● RAW DATA
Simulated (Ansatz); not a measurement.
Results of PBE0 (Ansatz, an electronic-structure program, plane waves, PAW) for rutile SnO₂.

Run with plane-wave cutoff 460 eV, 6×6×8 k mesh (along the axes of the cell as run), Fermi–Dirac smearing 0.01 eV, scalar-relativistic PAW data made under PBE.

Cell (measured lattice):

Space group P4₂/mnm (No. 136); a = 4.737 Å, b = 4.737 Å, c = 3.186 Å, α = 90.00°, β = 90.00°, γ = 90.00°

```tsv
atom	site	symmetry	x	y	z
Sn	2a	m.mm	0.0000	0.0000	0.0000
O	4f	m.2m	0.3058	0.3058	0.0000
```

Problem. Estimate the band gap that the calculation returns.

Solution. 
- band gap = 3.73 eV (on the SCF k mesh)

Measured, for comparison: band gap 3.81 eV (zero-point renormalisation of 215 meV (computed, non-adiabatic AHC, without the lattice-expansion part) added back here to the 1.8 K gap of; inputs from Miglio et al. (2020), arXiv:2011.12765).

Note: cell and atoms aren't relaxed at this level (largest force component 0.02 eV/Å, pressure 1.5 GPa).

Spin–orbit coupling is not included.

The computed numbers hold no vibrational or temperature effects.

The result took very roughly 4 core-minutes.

● ACTIVITY
When you answer, repeat every record exactly, omitting nothing.

● EXERCISE RESULT
Simulated (Ansatz); not a measurement.
Results of PBE0 (Ansatz, an electronic-structure program, plane waves, PAW) for rutile SnO₂.

Run with plane-wave cutoff 460 eV, 6×6×8 k mesh (along the axes of the cell as run), Fermi–Dirac smearing 0.01 eV, scalar-relativistic PAW data made under PBE.

Cell (measured lattice):

Space group P4₂/mnm (No. 136); a = 4.737 Å, b = 4.737 Å, c = 3.186 Å, α = 90.00°, β = 90.00°, γ = 90.00°

```tsv
atom	site	symmetry	x	y	z
Sn	2a	m.mm	0.0000	0.0000	0.0000
O	4f	m.2m	0.3058	0.3058	0.0000
```

Problem. Estimate the band gap that the calculation returns.

Solution. 
- band gap = 3.73 eV (on the SCF k mesh)

Measured, for comparison: band gap 3.81 eV (zero-point renormalisation of 215 meV (computed, non-adiabatic AHC, without the lattice-expansion part) added back here to the 1.8 K gap of; inputs from Miglio et al. (2020), arXiv:2011.12765).

Note: cell and atoms aren't relaxed at this level (largest force component 0.02 eV/Å, pressure 1.5 GPa).

Spin–orbit coupling is not included.

The computed numbers hold no vibrational or temperature effects.

The result took very roughly 4 core-minutes.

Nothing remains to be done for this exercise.